> [EXERCISE]: Your answer should repeat every record verbatim.

> [RAW DATA]:
################

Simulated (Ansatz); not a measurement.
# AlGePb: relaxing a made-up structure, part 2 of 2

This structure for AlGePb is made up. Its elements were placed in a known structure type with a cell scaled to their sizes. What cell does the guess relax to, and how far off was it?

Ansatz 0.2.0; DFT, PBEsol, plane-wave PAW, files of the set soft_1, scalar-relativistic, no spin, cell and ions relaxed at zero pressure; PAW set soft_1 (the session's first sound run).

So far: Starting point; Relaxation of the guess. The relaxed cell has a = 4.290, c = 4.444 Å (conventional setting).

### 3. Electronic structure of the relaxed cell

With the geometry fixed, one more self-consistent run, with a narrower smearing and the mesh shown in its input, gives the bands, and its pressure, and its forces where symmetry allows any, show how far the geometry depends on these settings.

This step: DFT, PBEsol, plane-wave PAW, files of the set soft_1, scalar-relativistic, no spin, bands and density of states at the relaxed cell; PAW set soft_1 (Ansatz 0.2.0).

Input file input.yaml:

################

> [ANSWER SPACE]:
Simulated (Ansatz); not a measurement.
# AlGePb: relaxing a made-up structure, part 2 of 2

This structure for AlGePb is made up. Its elements were placed in a known structure type with a cell scaled to their sizes. What cell does the guess relax to, and how far off was it?

Ansatz 0.2.0; DFT, PBEsol, plane-wave PAW, files of the set soft_1, scalar-relativistic, no spin, cell and ions relaxed at zero pressure; PAW set soft_1 (the session's first sound run).

So far: Starting point; Relaxation of the guess. The relaxed cell has a = 4.290, c = 4.444 Å (conventional setting).

### 3. Electronic structure of the relaxed cell

With the geometry fixed, one more self-consistent run, with a narrower smearing and the mesh shown in its input, gives the bands, and its pressure, and its forces where symmetry allows any, show how far the geometry depends on these settings.

This step: DFT, PBEsol, plane-wave PAW, files of the set soft_1, scalar-relativistic, no spin, bands and density of states at the relaxed cell; PAW set soft_1 (Ansatz 0.2.0).

Input file input.yaml:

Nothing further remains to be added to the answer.